Starting at the first line of the entries below, output every line exactly, up to and including the line with "The runs below".

(Beginning of MATERIAL SHOWN)

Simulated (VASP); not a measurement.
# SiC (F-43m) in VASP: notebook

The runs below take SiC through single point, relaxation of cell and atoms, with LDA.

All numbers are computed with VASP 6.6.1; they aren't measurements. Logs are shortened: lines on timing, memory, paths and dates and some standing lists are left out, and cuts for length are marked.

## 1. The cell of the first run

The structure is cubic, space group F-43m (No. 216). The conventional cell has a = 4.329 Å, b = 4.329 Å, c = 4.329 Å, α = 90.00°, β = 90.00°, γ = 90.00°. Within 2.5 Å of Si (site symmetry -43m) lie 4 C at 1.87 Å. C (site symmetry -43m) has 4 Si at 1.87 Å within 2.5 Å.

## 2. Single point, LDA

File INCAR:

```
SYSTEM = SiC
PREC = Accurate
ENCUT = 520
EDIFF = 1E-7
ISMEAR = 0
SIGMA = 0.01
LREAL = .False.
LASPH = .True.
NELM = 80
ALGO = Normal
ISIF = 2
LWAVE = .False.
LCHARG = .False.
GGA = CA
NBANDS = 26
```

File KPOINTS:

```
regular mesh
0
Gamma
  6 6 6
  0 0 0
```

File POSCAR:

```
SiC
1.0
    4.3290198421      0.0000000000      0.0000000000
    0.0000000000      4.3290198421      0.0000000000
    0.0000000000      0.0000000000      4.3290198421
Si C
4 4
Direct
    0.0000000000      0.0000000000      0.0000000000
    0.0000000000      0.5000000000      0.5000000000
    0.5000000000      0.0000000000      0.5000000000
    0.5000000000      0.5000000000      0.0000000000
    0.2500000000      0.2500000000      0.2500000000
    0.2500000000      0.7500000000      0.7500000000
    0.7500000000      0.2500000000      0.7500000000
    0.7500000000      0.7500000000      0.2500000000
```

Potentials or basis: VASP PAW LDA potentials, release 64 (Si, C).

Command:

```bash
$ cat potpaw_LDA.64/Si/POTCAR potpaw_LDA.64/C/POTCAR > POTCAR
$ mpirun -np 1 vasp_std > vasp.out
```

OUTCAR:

(End of MATERIAL SHOWN)

*TASK SOLUTION:*
Simulated (VASP); not a measurement.
# SiC (F-43m) in VASP: notebook

The runs below take SiC through single point, relaxation of cell and atoms, with LDA.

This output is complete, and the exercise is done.